▶ _Entries provided_
----------
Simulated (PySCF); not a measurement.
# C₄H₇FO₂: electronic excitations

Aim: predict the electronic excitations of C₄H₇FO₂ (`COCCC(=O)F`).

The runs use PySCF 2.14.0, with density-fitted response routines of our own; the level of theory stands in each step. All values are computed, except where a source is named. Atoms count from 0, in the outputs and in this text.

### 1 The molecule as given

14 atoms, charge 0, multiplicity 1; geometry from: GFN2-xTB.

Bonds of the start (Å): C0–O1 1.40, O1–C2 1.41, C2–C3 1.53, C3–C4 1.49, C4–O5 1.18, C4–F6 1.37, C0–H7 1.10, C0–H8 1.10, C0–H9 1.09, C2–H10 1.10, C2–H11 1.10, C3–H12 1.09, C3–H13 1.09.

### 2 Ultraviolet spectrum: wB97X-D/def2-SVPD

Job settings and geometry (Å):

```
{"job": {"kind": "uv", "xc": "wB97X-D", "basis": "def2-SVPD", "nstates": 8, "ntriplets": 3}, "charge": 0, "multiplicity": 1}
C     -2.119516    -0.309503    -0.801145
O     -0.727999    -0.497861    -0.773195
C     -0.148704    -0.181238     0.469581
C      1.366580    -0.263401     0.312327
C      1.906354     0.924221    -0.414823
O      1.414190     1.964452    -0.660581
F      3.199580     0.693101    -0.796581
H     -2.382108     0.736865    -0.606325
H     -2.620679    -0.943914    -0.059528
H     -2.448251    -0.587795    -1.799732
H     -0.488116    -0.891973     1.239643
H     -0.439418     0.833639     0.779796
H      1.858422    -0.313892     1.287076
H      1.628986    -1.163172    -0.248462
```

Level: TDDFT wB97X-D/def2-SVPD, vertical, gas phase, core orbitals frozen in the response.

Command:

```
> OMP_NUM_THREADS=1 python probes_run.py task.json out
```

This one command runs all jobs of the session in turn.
----------

▶ _Work order_
Among the lines above, repeat exactly those from the line with "The runs use" to the line with "### 1 The molecule as given", counting both ends.

▶ _Exercise result_
The runs use PySCF 2.14.0, with density-fitted response routines of our own; the level of theory stands in each step. All values are computed, except where a source is named. Atoms count from 0, in the outputs and in this text.

### 1 The molecule as given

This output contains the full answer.